● ● ● ●

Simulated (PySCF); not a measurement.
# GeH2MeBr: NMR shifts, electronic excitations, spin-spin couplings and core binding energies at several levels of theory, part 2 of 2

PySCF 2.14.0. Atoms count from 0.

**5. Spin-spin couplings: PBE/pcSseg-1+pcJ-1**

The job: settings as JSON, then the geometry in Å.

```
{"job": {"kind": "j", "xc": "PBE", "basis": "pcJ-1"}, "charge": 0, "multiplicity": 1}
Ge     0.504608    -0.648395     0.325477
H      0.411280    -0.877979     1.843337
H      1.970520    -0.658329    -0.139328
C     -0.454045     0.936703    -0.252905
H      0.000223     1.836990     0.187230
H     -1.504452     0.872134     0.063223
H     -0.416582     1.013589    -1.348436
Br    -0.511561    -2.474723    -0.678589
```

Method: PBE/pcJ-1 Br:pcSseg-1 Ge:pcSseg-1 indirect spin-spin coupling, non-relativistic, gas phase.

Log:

● ● ● ●

Every line of the listing is to be transcribed exactly.

→ **SOLUTION**
Simulated (PySCF); not a measurement.
# GeH2MeBr: NMR shifts, electronic excitations, spin-spin couplings and core binding energies at several levels of theory, part 2 of 2

PySCF 2.14.0. Atoms count from 0.

**5. Spin-spin couplings: PBE/pcSseg-1+pcJ-1**

The job: settings as JSON, then the geometry in Å.

```
{"job": {"kind": "j", "xc": "PBE", "basis": "pcJ-1"}, "charge": 0, "multiplicity": 1}
Ge     0.504608    -0.648395     0.325477
H      0.411280    -0.877979     1.843337
H      1.970520    -0.658329    -0.139328
C     -0.454045     0.936703    -0.252905
H      0.000223     1.836990     0.187230
H     -1.504452     0.872134     0.063223
H     -0.416582     1.013589    -1.348436
Br    -0.511561    -2.474723    -0.678589
```

Method: PBE/pcJ-1 Br:pcSseg-1 Ge:pcSseg-1 indirect spin-spin coupling, non-relativistic, gas phase.

Log:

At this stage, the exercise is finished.